◆ Record set:
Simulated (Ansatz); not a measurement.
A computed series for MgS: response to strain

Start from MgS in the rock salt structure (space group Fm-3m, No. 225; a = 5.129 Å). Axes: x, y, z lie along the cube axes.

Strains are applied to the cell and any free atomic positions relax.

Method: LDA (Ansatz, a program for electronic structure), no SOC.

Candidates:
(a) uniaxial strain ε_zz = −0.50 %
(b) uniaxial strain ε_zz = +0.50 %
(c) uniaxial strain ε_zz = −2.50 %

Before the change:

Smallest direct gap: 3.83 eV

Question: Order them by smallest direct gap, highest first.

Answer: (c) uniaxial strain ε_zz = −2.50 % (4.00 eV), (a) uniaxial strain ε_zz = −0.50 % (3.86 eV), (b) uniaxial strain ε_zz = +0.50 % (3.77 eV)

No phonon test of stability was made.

◆ Assignment: Retype the portion of the data above that starts on the line with "Start from MgS" and finishes on the line with "Question: Order them", including both of those lines.

◆ Task answer:
Start from MgS in the rock salt structure (space group Fm-3m, No. 225; a = 5.129 Å). Axes: x, y, z lie along the cube axes.

Strains are applied to the cell and any free atomic positions relax.

Method: LDA (Ansatz, a program for electronic structure), no SOC.

Candidates:
(a) uniaxial strain ε_zz = −0.50 %
(b) uniaxial strain ε_zz = +0.50 %
(c) uniaxial strain ε_zz = −2.50 %

Before the change:

Smallest direct gap: 3.83 eV

Question: Order them by smallest direct gap, highest first.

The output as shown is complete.